§ Work request: Please write out every line of the material exactly.

§ Provided information:
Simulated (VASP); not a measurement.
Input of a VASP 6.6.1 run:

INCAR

§ Answer space:
Simulated (VASP); not a measurement.
Input of a VASP 6.6.1 run:

INCAR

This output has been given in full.